__Provided records__

········

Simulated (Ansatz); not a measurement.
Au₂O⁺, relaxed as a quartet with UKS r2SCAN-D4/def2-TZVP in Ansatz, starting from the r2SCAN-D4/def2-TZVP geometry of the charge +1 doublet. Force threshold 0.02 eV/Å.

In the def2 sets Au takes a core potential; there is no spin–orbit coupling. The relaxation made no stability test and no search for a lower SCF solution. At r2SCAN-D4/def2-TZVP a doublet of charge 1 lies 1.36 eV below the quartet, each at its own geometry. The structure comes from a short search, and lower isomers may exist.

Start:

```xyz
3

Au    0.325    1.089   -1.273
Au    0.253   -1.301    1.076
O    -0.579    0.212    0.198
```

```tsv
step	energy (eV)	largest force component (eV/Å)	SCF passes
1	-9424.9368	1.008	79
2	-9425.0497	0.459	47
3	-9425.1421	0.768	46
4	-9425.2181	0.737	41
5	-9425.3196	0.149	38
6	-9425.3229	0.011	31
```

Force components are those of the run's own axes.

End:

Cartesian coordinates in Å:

········

__Required action__
Could you retype all of the material word for word?

__Response area__
Simulated (Ansatz); not a measurement.
Au₂O⁺, relaxed as a quartet with UKS r2SCAN-D4/def2-TZVP in Ansatz, starting from the r2SCAN-D4/def2-TZVP geometry of the charge +1 doublet. Force threshold 0.02 eV/Å.

In the def2 sets Au takes a core potential; there is no spin–orbit coupling. The relaxation made no stability test and no search for a lower SCF solution. At r2SCAN-D4/def2-TZVP a doublet of charge 1 lies 1.36 eV below the quartet, each at its own geometry. The structure comes from a short search, and lower isomers may exist.

Start:

```xyz
3

Au    0.325    1.089   -1.273
Au    0.253   -1.301    1.076
O    -0.579    0.212    0.198
```

```tsv
step	energy (eV)	largest force component (eV/Å)	SCF passes
1	-9424.9368	1.008	79
2	-9425.0497	0.459	47
3	-9425.1421	0.768	46
4	-9425.2181	0.737	41
5	-9425.3196	0.149	38
6	-9425.3229	0.011	31
```

Force components are those of the run's own axes.

End:

Cartesian coordinates in Å:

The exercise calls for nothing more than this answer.